▶ **Supplied records**:

--- START ---

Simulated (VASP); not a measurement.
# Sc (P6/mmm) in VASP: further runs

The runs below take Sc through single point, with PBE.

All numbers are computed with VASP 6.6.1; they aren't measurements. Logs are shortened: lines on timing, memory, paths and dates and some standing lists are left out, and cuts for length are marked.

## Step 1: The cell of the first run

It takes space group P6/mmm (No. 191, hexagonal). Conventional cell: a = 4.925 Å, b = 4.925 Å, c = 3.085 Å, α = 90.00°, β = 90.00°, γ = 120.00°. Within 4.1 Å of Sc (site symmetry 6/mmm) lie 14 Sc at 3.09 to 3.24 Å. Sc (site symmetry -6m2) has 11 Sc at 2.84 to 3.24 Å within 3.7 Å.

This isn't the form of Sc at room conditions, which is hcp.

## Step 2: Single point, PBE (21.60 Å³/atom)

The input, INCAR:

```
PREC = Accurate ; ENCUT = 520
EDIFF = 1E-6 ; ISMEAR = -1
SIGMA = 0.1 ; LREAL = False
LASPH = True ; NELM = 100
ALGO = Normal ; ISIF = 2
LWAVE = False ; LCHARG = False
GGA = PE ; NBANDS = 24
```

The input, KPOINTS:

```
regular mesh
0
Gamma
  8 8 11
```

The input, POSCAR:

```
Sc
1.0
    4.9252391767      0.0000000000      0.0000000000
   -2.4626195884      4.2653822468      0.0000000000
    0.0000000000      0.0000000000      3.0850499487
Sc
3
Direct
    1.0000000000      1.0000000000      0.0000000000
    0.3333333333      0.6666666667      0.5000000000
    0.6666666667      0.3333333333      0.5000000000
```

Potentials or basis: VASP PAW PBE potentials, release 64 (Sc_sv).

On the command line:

--- END ---

▶ **Assignment**:
All records must be repeated exactly, with none skipped.

▶ **Exercise answer**:
Simulated (VASP); not a measurement.
# Sc (P6/mmm) in VASP: further runs

The runs below take Sc through single point, with PBE.

All numbers are computed with VASP 6.6.1; they aren't measurements. Logs are shortened: lines on timing, memory, paths and dates and some standing lists are left out, and cuts for length are marked.

## Step 1: The cell of the first run

It takes space group P6/mmm (No. 191, hexagonal). Conventional cell: a = 4.925 Å, b = 4.925 Å, c = 3.085 Å, α = 90.00°, β = 90.00°, γ = 120.00°. Within 4.1 Å of Sc (site symmetry 6/mmm) lie 14 Sc at 3.09 to 3.24 Å. Sc (site symmetry -6m2) has 11 Sc at 2.84 to 3.24 Å within 3.7 Å.

This isn't the form of Sc at room conditions, which is hcp.

## Step 2: Single point, PBE (21.60 Å³/atom)

The input, INCAR:

```
PREC = Accurate ; ENCUT = 520
EDIFF = 1E-6 ; ISMEAR = -1
SIGMA = 0.1 ; LREAL = False
LASPH = True ; NELM = 100
ALGO = Normal ; ISIF = 2
LWAVE = False ; LCHARG = False
GGA = PE ; NBANDS = 24
```

The input, KPOINTS:

```
regular mesh
0
Gamma
  8 8 11
```

The input, POSCAR:

```
Sc
1.0
    4.9252391767      0.0000000000      0.0000000000
   -2.4626195884      4.2653822468      0.0000000000
    0.0000000000      0.0000000000      3.0850499487
Sc
3
Direct
    1.0000000000      1.0000000000      0.0000000000
    0.3333333333      0.6666666667      0.5000000000
    0.6666666667      0.3333333333      0.5000000000
```

Potentials or basis: VASP PAW PBE potentials, release 64 (Sc_sv).

On the command line:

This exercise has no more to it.